MATERIAL SHOWN:
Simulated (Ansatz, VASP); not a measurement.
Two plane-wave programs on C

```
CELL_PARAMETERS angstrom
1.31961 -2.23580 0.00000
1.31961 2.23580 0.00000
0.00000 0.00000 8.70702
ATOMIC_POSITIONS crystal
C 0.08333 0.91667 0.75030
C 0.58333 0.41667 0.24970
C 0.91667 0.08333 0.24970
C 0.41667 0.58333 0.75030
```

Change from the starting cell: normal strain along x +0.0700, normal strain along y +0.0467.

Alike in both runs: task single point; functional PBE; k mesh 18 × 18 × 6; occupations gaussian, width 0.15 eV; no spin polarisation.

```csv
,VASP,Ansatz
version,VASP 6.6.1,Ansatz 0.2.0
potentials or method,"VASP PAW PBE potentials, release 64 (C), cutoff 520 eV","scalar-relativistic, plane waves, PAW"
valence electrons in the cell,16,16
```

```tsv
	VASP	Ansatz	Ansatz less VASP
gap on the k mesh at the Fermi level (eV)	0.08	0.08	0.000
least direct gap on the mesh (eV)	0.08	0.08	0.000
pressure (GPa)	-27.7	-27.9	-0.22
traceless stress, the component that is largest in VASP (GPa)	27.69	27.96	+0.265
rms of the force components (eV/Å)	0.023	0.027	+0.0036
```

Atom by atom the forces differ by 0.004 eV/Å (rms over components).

EXERCISE: Repeat, word for word, the lines from the opening of the material through the line containing "Change from the".

ANSWER SECTION:
Simulated (Ansatz, VASP); not a measurement.
Two plane-wave programs on C

```
CELL_PARAMETERS angstrom
1.31961 -2.23580 0.00000
1.31961 2.23580 0.00000
0.00000 0.00000 8.70702
ATOMIC_POSITIONS crystal
C 0.08333 0.91667 0.75030
C 0.58333 0.41667 0.24970
C 0.91667 0.08333 0.24970
C 0.41667 0.58333 0.75030
```

Change from the starting cell: normal strain along x +0.0700, normal strain along y +0.0467.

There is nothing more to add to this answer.